■ Work request
Copy exactly, please, each line of the data below until the line that contains "A (001) layer, biaxially" has been copied, beginning at the top.

►
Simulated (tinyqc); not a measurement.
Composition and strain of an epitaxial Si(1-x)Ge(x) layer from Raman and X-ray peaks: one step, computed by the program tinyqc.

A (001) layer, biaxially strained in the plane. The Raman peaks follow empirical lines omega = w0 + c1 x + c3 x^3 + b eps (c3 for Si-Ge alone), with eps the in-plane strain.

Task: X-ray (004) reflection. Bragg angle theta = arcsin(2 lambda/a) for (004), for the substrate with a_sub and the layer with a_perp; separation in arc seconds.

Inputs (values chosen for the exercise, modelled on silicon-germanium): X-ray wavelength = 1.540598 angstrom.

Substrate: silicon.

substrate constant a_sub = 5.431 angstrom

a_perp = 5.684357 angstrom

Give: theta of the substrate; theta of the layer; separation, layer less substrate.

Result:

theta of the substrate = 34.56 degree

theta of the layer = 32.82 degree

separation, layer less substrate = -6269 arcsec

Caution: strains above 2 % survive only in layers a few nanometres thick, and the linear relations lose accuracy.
◄

■ Response box
Simulated (tinyqc); not a measurement.
Composition and strain of an epitaxial Si(1-x)Ge(x) layer from Raman and X-ray peaks: one step, computed by the program tinyqc.

A (001) layer, biaxially strained in the plane. The Raman peaks follow empirical lines omega = w0 + c1 x + c3 x^3 + b eps (c3 for Si-Ge alone), with eps the in-plane strain.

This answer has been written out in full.